---*---

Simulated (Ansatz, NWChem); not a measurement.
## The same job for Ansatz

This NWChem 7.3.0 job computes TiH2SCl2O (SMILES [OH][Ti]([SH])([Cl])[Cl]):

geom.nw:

---*---

> Required action: Having gone through the data above, repeat it exactly.

> Task solution:
Simulated (Ansatz, NWChem); not a measurement.
## The same job for Ansatz

This NWChem 7.3.0 job computes TiH2SCl2O (SMILES [OH][Ti]([SH])([Cl])[Cl]):

geom.nw:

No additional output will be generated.